┄┄┄┄┄┄
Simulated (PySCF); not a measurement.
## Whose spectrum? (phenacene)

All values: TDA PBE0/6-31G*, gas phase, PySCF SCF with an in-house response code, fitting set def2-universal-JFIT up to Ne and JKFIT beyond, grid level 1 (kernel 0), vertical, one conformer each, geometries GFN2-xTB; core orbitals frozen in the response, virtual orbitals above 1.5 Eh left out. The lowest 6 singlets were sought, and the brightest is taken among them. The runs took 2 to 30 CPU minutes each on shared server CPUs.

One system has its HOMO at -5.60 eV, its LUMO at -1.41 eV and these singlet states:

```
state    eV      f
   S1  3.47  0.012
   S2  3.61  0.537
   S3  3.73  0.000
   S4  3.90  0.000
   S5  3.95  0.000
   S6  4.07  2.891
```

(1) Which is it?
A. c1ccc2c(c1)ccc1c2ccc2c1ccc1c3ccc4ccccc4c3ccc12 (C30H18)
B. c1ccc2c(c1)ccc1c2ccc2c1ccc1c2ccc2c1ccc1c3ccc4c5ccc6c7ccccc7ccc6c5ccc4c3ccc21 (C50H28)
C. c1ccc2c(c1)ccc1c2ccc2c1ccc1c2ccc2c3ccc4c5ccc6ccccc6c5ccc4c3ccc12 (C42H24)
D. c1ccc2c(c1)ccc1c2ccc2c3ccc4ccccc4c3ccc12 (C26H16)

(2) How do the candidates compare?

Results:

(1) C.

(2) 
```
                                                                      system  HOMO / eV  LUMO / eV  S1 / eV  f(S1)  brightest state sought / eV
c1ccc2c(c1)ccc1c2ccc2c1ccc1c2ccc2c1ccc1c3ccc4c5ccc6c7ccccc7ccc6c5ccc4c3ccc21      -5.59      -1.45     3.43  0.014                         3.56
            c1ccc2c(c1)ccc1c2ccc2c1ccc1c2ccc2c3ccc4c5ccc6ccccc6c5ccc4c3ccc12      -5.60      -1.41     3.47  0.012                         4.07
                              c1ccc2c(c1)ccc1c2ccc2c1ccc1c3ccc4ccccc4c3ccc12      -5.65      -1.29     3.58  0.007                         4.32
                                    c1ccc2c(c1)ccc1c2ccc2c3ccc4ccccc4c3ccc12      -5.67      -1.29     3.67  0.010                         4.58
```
┄┄┄┄┄┄

Exercise. Give again, unchanged, the lines running from the top of the material above through the line that has "## Whose spectrum? (phenacene)", and nothing more.

Exercise output.
Simulated (PySCF); not a measurement.
## Whose spectrum? (phenacene)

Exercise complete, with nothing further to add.